=== DATASET EXTRACT ===
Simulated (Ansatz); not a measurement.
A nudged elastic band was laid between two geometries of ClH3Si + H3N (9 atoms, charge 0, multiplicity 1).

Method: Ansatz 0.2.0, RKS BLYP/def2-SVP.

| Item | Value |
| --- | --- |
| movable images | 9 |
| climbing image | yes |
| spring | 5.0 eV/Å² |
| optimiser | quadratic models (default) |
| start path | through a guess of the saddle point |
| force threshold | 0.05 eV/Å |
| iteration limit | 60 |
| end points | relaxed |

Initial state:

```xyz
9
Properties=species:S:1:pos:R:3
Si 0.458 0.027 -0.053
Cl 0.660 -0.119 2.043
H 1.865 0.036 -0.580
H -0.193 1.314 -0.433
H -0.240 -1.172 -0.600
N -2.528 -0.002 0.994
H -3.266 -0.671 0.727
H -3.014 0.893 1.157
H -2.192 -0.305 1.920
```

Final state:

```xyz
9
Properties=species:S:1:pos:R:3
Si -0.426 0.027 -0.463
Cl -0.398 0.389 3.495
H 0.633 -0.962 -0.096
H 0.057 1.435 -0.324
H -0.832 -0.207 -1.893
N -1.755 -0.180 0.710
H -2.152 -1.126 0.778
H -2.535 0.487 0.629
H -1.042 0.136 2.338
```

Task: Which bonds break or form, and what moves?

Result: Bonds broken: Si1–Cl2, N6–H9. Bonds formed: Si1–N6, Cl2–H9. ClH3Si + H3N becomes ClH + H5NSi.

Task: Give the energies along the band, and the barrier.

=== WORK ITEM ===
Each entry above should be repeated exactly, with no line left out.

=== EXERCISE RESULT ===
Simulated (Ansatz); not a measurement.
A nudged elastic band was laid between two geometries of ClH3Si + H3N (9 atoms, charge 0, multiplicity 1).

Method: Ansatz 0.2.0, RKS BLYP/def2-SVP.

| Item | Value |
| --- | --- |
| movable images | 9 |
| climbing image | yes |
| spring | 5.0 eV/Å² |
| optimiser | quadratic models (default) |
| start path | through a guess of the saddle point |
| force threshold | 0.05 eV/Å |
| iteration limit | 60 |
| end points | relaxed |

Initial state:

```xyz
9
Properties=species:S:1:pos:R:3
Si 0.458 0.027 -0.053
Cl 0.660 -0.119 2.043
H 1.865 0.036 -0.580
H -0.193 1.314 -0.433
H -0.240 -1.172 -0.600
N -2.528 -0.002 0.994
H -3.266 -0.671 0.727
H -3.014 0.893 1.157
H -2.192 -0.305 1.920
```

Final state:

```xyz
9
Properties=species:S:1:pos:R:3
Si -0.426 0.027 -0.463
Cl -0.398 0.389 3.495
H 0.633 -0.962 -0.096
H 0.057 1.435 -0.324
H -0.832 -0.207 -1.893
N -1.755 -0.180 0.710
H -2.152 -1.126 0.778
H -2.535 0.487 0.629
H -1.042 0.136 2.338
```

Task: Which bonds break or form, and what moves?

Result: Bonds broken: Si1–Cl2, N6–H9. Bonds formed: Si1–N6, Cl2–H9. ClH3Si + H3N becomes ClH + H5NSi.

Task: Give the energies along the band, and the barrier.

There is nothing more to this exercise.